──────────
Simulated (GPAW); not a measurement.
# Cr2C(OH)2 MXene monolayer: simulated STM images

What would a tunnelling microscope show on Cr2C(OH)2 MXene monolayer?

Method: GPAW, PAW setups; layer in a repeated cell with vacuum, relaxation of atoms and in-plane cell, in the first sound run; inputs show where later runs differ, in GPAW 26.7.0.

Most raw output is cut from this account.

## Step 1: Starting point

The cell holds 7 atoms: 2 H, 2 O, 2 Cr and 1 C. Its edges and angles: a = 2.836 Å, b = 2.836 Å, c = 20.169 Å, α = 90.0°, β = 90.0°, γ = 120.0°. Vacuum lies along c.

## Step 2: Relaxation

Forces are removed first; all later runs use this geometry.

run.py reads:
──────────

_Requirement:_ Please copy, exactly and with nothing else, the lines above beginning at the line that has "# Cr2C(OH)2 MXene" and ending with the line that has "Forces are removed".

_Task result:_
# Cr2C(OH)2 MXene monolayer: simulated STM images

What would a tunnelling microscope show on Cr2C(OH)2 MXene monolayer?

Method: GPAW, PAW setups; layer in a repeated cell with vacuum, relaxation of atoms and in-plane cell, in the first sound run; inputs show where later runs differ, in GPAW 26.7.0.

Most raw output is cut from this account.

## Step 1: Starting point

The cell holds 7 atoms: 2 H, 2 O, 2 Cr and 1 C. Its edges and angles: a = 2.836 Å, b = 2.836 Å, c = 20.169 Å, α = 90.0°, β = 90.0°, γ = 120.0°. Vacuum lies along c.

## Step 2: Relaxation

Forces are removed first; all later runs use this geometry.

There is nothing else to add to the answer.